◆ ENTRIES PROVIDED:
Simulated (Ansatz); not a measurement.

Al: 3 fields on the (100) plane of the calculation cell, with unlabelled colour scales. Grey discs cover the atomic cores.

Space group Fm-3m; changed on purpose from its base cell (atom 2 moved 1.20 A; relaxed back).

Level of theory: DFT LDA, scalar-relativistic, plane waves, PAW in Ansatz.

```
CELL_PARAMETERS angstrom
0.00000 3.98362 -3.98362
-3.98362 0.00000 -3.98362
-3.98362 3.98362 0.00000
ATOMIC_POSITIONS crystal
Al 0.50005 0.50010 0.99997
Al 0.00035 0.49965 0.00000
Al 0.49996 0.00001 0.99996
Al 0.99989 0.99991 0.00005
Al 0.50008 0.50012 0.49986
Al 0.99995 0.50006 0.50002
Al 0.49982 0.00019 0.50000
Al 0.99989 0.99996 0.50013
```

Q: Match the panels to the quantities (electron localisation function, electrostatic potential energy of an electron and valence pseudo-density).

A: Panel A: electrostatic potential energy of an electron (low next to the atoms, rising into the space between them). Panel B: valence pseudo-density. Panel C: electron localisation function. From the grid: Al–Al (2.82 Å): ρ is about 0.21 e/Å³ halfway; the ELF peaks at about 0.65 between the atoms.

◆ EXERCISE:
Out of the data above, give again only the lines starting at the one holding "Al: 3 fields" and ending at the one holding "Q: Match the", unchanged.

◆ YOUR RESPONSE:
Al: 3 fields on the (100) plane of the calculation cell, with unlabelled colour scales. Grey discs cover the atomic cores.

Space group Fm-3m; changed on purpose from its base cell (atom 2 moved 1.20 A; relaxed back).

Level of theory: DFT LDA, scalar-relativistic, plane waves, PAW in Ansatz.

```
CELL_PARAMETERS angstrom
0.00000 3.98362 -3.98362
-3.98362 0.00000 -3.98362
-3.98362 3.98362 0.00000
ATOMIC_POSITIONS crystal
Al 0.50005 0.50010 0.99997
Al 0.00035 0.49965 0.00000
Al 0.49996 0.00001 0.99996
Al 0.99989 0.99991 0.00005
Al 0.50008 0.50012 0.49986
Al 0.99995 0.50006 0.50002
Al 0.49982 0.00019 0.50000
Al 0.99989 0.99996 0.50013
```

Q: Match the panels to the quantities (electron localisation function, electrostatic potential energy of an electron and valence pseudo-density).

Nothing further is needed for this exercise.